WORK INSTRUCTION
Restate word for word the lines in the listing below, starting at the line containing "# CH₇NSSi: small, medium and large basis sets" and ending at the line containing "spin multiplicity 1.", both included; leave out the rest.

DATASET ENTRIES
------------------------------------------------------------------------
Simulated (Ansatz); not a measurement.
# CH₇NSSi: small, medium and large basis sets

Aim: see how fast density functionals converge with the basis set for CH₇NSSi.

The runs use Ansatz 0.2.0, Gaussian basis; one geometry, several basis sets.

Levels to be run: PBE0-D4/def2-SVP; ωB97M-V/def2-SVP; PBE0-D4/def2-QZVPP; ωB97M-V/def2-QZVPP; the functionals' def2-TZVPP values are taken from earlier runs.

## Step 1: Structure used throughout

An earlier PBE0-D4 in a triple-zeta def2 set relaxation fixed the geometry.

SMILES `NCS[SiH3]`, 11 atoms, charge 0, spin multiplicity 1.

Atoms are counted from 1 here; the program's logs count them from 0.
------------------------------------------------------------------------

RESULT
# CH₇NSSi: small, medium and large basis sets

Aim: see how fast density functionals converge with the basis set for CH₇NSSi.

The runs use Ansatz 0.2.0, Gaussian basis; one geometry, several basis sets.

Levels to be run: PBE0-D4/def2-SVP; ωB97M-V/def2-SVP; PBE0-D4/def2-QZVPP; ωB97M-V/def2-QZVPP; the functionals' def2-TZVPP values are taken from earlier runs.

## Step 1: Structure used throughout

An earlier PBE0-D4 in a triple-zeta def2 set relaxation fixed the geometry.

SMILES `NCS[SiH3]`, 11 atoms, charge 0, spin multiplicity 1.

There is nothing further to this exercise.